▸ DATA SECTION
• • • •

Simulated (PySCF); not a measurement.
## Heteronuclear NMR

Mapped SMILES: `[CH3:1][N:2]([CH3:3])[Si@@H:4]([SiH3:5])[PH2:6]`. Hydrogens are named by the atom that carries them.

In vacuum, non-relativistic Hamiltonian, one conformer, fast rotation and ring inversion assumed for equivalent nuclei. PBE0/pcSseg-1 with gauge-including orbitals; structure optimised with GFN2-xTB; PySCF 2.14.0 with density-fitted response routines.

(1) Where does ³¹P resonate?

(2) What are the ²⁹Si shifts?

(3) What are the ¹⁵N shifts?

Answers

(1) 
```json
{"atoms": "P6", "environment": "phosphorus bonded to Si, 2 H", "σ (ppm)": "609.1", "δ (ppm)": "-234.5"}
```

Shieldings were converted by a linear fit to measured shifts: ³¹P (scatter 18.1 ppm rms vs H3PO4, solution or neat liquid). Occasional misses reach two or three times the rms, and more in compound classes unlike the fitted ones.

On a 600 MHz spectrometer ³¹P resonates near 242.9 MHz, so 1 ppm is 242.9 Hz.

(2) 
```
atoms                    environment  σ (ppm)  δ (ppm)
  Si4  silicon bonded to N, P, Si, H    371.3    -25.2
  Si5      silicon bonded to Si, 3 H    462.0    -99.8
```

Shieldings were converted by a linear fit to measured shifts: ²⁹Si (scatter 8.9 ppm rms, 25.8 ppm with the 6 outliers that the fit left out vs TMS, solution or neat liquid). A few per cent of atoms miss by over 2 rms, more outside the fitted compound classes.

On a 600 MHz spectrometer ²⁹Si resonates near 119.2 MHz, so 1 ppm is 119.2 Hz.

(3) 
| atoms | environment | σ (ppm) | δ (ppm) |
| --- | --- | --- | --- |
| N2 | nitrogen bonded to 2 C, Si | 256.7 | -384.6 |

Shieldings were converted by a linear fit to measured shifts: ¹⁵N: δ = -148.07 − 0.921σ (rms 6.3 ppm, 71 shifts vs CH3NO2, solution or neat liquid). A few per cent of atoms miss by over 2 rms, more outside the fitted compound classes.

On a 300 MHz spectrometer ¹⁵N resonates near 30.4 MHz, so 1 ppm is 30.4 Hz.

• • • •

▸ ACTION ITEM
Output exactly one stretch of the listing: from the line containing "## Heteronuclear NMR" through the line containing "that carries them.", both end lines included.

▸ EXPECTED ANSWER
## Heteronuclear NMR

Mapped SMILES: `[CH3:1][N:2]([CH3:3])[Si@@H:4]([SiH3:5])[PH2:6]`. Hydrogens are named by the atom that carries them.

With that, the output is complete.